Supplied records —
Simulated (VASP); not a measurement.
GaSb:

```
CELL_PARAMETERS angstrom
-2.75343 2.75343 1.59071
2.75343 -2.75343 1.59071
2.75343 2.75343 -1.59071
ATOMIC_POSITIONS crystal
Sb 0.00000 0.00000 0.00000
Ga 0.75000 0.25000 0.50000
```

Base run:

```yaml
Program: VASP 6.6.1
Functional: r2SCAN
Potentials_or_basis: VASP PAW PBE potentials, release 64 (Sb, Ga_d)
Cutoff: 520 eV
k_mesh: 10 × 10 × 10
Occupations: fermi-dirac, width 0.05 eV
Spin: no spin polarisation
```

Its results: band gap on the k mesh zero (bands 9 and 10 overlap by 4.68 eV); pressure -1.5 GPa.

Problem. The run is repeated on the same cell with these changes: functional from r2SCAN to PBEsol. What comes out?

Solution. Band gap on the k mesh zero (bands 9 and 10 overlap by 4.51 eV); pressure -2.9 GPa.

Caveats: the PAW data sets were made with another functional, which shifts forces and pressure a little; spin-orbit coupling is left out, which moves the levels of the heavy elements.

Work order — Take the first line of the material above as the start and the line that contains "Its results: band" as the end. Output only that span, every line exactly as it stands.

Response box —
Simulated (VASP); not a measurement.
GaSb:

```
CELL_PARAMETERS angstrom
-2.75343 2.75343 1.59071
2.75343 -2.75343 1.59071
2.75343 2.75343 -1.59071
ATOMIC_POSITIONS crystal
Sb 0.00000 0.00000 0.00000
Ga 0.75000 0.25000 0.50000
```

Base run:

```yaml
Program: VASP 6.6.1
Functional: r2SCAN
Potentials_or_basis: VASP PAW PBE potentials, release 64 (Sb, Ga_d)
Cutoff: 520 eV
k_mesh: 10 × 10 × 10
Occupations: fermi-dirac, width 0.05 eV
Spin: no spin polarisation
```

Its results: band gap on the k mesh zero (bands 9 and 10 overlap by 4.68 eV); pressure -1.5 GPa.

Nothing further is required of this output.